**Data to examine**
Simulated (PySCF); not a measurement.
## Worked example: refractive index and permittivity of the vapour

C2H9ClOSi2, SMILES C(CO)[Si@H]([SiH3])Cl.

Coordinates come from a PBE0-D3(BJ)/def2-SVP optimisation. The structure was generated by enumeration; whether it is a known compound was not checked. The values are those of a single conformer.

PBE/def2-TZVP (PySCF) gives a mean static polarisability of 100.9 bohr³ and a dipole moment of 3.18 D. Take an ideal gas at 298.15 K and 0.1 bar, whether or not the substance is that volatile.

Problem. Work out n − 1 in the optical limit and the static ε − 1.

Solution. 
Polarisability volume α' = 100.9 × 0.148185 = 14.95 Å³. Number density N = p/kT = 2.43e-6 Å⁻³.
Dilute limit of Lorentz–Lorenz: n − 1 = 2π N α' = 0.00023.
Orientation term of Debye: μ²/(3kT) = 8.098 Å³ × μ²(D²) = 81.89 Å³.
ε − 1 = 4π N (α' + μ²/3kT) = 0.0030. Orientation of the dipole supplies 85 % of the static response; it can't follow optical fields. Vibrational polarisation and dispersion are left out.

**Work order**
Please output only the lines from the first line of the entries through the line with "PBE/def2-TZVP (PySCF) gives", both included, exactly as written.

**Written answer**
Simulated (PySCF); not a measurement.
## Worked example: refractive index and permittivity of the vapour

C2H9ClOSi2, SMILES C(CO)[Si@H]([SiH3])Cl.

Coordinates come from a PBE0-D3(BJ)/def2-SVP optimisation. The structure was generated by enumeration; whether it is a known compound was not checked. The values are those of a single conformer.

PBE/def2-TZVP (PySCF) gives a mean static polarisability of 100.9 bohr³ and a dipole moment of 3.18 D. Take an ideal gas at 298.15 K and 0.1 bar, whether or not the substance is that volatile.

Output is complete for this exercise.